* [Assigned task]
Where the material below has a line containing "# Cu (P3m1) in VASP: single point with PBEsol", start repeating exactly, and keep going through the line containing "## (2) Single point, PBEsol", with no other lines.

* [Raw data]
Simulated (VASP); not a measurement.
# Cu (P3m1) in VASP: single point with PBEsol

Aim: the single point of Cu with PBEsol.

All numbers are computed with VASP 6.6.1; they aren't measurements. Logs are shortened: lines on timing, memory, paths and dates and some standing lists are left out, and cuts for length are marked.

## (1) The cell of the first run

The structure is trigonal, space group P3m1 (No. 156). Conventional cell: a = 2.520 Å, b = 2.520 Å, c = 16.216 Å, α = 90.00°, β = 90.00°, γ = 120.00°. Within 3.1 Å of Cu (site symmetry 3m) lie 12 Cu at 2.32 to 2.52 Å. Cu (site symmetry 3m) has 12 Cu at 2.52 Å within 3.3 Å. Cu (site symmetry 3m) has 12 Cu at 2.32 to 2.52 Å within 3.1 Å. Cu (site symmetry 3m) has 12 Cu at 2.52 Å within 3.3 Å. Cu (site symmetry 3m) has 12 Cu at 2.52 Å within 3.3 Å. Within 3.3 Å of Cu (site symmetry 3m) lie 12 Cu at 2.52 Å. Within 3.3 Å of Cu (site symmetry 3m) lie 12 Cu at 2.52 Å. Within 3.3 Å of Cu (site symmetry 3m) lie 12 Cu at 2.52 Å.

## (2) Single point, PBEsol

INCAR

* [Result]
# Cu (P3m1) in VASP: single point with PBEsol

Aim: the single point of Cu with PBEsol.

All numbers are computed with VASP 6.6.1; they aren't measurements. Logs are shortened: lines on timing, memory, paths and dates and some standing lists are left out, and cuts for length are marked.

## (1) The cell of the first run

The structure is trigonal, space group P3m1 (No. 156). Conventional cell: a = 2.520 Å, b = 2.520 Å, c = 16.216 Å, α = 90.00°, β = 90.00°, γ = 120.00°. Within 3.1 Å of Cu (site symmetry 3m) lie 12 Cu at 2.32 to 2.52 Å. Cu (site symmetry 3m) has 12 Cu at 2.52 Å within 3.3 Å. Cu (site symmetry 3m) has 12 Cu at 2.32 to 2.52 Å within 3.1 Å. Cu (site symmetry 3m) has 12 Cu at 2.52 Å within 3.3 Å. Cu (site symmetry 3m) has 12 Cu at 2.52 Å within 3.3 Å. Within 3.3 Å of Cu (site symmetry 3m) lie 12 Cu at 2.52 Å. Within 3.3 Å of Cu (site symmetry 3m) lie 12 Cu at 2.52 Å. Within 3.3 Å of Cu (site symmetry 3m) lie 12 Cu at 2.52 Å.

## (2) Single point, PBEsol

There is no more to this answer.